**Source data**.
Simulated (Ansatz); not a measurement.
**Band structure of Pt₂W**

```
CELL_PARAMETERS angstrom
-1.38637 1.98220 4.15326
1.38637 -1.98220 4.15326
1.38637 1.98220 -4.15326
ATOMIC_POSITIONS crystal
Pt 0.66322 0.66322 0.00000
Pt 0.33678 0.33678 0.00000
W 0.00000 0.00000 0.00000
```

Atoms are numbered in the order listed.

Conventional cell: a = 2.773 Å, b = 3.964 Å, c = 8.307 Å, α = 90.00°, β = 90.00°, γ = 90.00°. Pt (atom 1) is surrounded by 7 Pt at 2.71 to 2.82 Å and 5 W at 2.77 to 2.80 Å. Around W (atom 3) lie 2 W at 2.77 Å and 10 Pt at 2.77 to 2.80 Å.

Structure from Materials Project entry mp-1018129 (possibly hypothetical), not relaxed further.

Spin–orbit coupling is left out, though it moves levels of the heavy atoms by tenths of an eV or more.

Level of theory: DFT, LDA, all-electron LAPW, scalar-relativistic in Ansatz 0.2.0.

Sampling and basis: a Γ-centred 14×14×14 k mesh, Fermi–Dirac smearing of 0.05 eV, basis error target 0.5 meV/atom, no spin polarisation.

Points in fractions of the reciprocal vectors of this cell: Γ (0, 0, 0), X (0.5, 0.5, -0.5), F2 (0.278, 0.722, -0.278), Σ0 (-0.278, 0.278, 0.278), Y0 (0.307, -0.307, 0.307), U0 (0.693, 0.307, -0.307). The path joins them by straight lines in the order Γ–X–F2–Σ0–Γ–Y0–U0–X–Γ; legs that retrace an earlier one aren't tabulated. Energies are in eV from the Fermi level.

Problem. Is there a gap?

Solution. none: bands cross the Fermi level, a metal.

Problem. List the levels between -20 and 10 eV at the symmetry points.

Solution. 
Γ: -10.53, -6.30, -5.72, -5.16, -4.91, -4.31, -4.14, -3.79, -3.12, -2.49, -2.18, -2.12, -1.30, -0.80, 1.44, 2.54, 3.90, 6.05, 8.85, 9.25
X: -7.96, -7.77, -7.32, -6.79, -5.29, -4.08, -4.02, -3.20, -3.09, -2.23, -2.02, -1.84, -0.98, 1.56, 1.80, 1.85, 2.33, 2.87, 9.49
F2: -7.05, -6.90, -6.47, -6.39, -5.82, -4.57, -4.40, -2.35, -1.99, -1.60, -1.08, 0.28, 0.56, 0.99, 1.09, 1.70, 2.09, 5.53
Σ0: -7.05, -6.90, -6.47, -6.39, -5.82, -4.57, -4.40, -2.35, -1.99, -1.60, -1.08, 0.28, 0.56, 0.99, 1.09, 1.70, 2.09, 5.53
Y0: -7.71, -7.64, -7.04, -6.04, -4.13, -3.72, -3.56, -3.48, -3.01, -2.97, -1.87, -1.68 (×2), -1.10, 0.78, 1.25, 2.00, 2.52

**Activity**. Please write out the material word for word from its first line through the line holding "2.33, 2.87, 9.49", including both, and no line past it.

**Response**.
Simulated (Ansatz); not a measurement.
**Band structure of Pt₂W**

```
CELL_PARAMETERS angstrom
-1.38637 1.98220 4.15326
1.38637 -1.98220 4.15326
1.38637 1.98220 -4.15326
ATOMIC_POSITIONS crystal
Pt 0.66322 0.66322 0.00000
Pt 0.33678 0.33678 0.00000
W 0.00000 0.00000 0.00000
```

Atoms are numbered in the order listed.

Conventional cell: a = 2.773 Å, b = 3.964 Å, c = 8.307 Å, α = 90.00°, β = 90.00°, γ = 90.00°. Pt (atom 1) is surrounded by 7 Pt at 2.71 to 2.82 Å and 5 W at 2.77 to 2.80 Å. Around W (atom 3) lie 2 W at 2.77 Å and 10 Pt at 2.77 to 2.80 Å.

Structure from Materials Project entry mp-1018129 (possibly hypothetical), not relaxed further.

Spin–orbit coupling is left out, though it moves levels of the heavy atoms by tenths of an eV or more.

Level of theory: DFT, LDA, all-electron LAPW, scalar-relativistic in Ansatz 0.2.0.

Sampling and basis: a Γ-centred 14×14×14 k mesh, Fermi–Dirac smearing of 0.05 eV, basis error target 0.5 meV/atom, no spin polarisation.

Points in fractions of the reciprocal vectors of this cell: Γ (0, 0, 0), X (0.5, 0.5, -0.5), F2 (0.278, 0.722, -0.278), Σ0 (-0.278, 0.278, 0.278), Y0 (0.307, -0.307, 0.307), U0 (0.693, 0.307, -0.307). The path joins them by straight lines in the order Γ–X–F2–Σ0–Γ–Y0–U0–X–Γ; legs that retrace an earlier one aren't tabulated. Energies are in eV from the Fermi level.

Problem. Is there a gap?

Solution. none: bands cross the Fermi level, a metal.

Problem. List the levels between -20 and 10 eV at the symmetry points.

Solution. 
Γ: -10.53, -6.30, -5.72, -5.16, -4.91, -4.31, -4.14, -3.79, -3.12, -2.49, -2.18, -2.12, -1.30, -0.80, 1.44, 2.54, 3.90, 6.05, 8.85, 9.25
X: -7.96, -7.77, -7.32, -6.79, -5.29, -4.08, -4.02, -3.20, -3.09, -2.23, -2.02, -1.84, -0.98, 1.56, 1.80, 1.85, 2.33, 2.87, 9.49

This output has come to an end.